<<<<
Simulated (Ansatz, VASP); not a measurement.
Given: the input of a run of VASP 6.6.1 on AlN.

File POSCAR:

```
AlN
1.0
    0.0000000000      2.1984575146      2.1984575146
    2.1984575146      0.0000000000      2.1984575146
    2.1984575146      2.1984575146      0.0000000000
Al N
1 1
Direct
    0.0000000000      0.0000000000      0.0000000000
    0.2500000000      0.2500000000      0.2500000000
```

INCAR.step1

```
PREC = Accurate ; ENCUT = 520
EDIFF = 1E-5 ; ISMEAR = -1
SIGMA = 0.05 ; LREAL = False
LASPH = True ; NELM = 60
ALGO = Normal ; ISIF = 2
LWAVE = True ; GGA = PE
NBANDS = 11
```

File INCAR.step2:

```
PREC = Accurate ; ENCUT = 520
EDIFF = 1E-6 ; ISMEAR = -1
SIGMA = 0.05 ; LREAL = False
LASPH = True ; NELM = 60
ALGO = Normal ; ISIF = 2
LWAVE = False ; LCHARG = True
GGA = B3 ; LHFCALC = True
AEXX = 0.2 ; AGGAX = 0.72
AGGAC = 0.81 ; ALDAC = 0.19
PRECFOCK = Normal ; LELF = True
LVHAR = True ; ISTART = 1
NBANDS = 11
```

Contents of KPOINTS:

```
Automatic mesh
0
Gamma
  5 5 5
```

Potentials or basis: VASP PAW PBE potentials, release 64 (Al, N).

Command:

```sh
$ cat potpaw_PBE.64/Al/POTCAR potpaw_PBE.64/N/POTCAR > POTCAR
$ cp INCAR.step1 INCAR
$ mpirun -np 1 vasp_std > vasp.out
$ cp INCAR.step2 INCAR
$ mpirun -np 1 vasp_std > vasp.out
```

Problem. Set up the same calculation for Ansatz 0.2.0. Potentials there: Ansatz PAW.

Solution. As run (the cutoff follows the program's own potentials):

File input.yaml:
>>>>

- [Work instruction] In the material above, locate the line containing "Potentials or basis: VASP" and the line containing "Solution. As run". Transcribe exactly those two lines and every line between them, and nothing more.

- [Written solution]
Potentials or basis: VASP PAW PBE potentials, release 64 (Al, N).

Command:

```sh
$ cat potpaw_PBE.64/Al/POTCAR potpaw_PBE.64/N/POTCAR > POTCAR
$ cp INCAR.step1 INCAR
$ mpirun -np 1 vasp_std > vasp.out
$ cp INCAR.step2 INCAR
$ mpirun -np 1 vasp_std > vasp.out
```

Problem. Set up the same calculation for Ansatz 0.2.0. Potentials there: Ansatz PAW.

Solution. As run (the cutoff follows the program's own potentials):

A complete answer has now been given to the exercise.